** Opening ENTRIES SUPPLIED block **

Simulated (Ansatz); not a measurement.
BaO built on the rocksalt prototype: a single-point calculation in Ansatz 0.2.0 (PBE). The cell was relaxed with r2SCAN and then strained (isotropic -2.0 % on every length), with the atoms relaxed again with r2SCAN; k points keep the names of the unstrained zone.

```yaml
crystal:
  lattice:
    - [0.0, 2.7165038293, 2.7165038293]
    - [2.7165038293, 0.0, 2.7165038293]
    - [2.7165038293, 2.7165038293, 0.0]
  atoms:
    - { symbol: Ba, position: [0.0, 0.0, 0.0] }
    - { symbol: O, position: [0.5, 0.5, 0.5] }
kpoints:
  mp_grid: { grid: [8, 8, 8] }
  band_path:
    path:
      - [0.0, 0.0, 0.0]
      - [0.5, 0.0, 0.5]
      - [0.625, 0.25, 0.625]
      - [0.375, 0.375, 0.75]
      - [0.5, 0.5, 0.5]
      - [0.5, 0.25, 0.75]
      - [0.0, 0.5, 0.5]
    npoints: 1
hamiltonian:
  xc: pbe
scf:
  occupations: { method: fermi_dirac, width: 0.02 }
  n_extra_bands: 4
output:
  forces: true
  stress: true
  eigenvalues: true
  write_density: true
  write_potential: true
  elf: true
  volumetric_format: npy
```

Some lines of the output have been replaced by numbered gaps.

** Closing ENTRIES SUPPLIED block **

■ ASSIGNED TASK:
Each record above is to be given again without any change to its wording.

■ YOUR SOLUTION:
Simulated (Ansatz); not a measurement.
BaO built on the rocksalt prototype: a single-point calculation in Ansatz 0.2.0 (PBE). The cell was relaxed with r2SCAN and then strained (isotropic -2.0 % on every length), with the atoms relaxed again with r2SCAN; k points keep the names of the unstrained zone.

```yaml
crystal:
  lattice:
    - [0.0, 2.7165038293, 2.7165038293]
    - [2.7165038293, 0.0, 2.7165038293]
    - [2.7165038293, 2.7165038293, 0.0]
  atoms:
    - { symbol: Ba, position: [0.0, 0.0, 0.0] }
    - { symbol: O, position: [0.5, 0.5, 0.5] }
kpoints:
  mp_grid: { grid: [8, 8, 8] }
  band_path:
    path:
      - [0.0, 0.0, 0.0]
      - [0.5, 0.0, 0.5]
      - [0.625, 0.25, 0.625]
      - [0.375, 0.375, 0.75]
      - [0.5, 0.5, 0.5]
      - [0.5, 0.25, 0.75]
      - [0.0, 0.5, 0.5]
    npoints: 1
hamiltonian:
  xc: pbe
scf:
  occupations: { method: fermi_dirac, width: 0.02 }
  n_extra_bands: 4
output:
  forces: true
  stress: true
  eigenvalues: true
  write_density: true
  write_potential: true
  elf: true
  volumetric_format: npy
```

Some lines of the output have been replaced by numbered gaps.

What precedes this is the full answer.